== Segment start ==
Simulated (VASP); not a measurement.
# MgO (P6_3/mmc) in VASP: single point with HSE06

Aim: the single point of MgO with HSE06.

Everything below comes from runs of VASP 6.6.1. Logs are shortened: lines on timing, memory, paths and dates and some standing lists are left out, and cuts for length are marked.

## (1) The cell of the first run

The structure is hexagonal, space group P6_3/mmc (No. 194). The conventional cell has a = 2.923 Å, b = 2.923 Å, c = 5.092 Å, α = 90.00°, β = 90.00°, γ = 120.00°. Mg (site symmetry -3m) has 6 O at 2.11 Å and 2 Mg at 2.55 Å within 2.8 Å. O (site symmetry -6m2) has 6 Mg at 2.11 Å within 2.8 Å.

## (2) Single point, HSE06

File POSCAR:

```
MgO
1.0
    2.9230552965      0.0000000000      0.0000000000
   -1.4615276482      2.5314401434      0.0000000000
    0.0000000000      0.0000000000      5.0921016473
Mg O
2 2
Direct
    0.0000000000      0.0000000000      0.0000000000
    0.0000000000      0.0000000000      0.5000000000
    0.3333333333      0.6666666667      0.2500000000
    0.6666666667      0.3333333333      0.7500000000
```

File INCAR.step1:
== Segment end ==

**EXERCISE:** Restate word for word the lines above, beginning at the first one and ending at the line that carries "## (1) The cell of the first run".

**ANSWER AREA:**
Simulated (VASP); not a measurement.
# MgO (P6_3/mmc) in VASP: single point with HSE06

Aim: the single point of MgO with HSE06.

Everything below comes from runs of VASP 6.6.1. Logs are shortened: lines on timing, memory, paths and dates and some standing lists are left out, and cuts for length are marked.

## (1) The cell of the first run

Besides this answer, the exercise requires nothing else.